┌──

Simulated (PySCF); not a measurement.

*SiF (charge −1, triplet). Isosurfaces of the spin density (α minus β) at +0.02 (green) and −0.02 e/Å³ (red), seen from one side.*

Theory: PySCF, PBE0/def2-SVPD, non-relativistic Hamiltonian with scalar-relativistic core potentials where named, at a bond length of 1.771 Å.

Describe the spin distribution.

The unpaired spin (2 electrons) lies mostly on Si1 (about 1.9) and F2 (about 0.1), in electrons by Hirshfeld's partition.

└──

Assignment. Retype all the material exactly as shown.

Written reply.
Simulated (PySCF); not a measurement.

*SiF (charge −1, triplet). Isosurfaces of the spin density (α minus β) at +0.02 (green) and −0.02 e/Å³ (red), seen from one side.*

Theory: PySCF, PBE0/def2-SVPD, non-relativistic Hamiltonian with scalar-relativistic core potentials where named, at a bond length of 1.771 Å.

Describe the spin distribution.

The unpaired spin (2 electrons) lies mostly on Si1 (about 1.9) and F2 (about 0.1), in electrons by Hirshfeld's partition.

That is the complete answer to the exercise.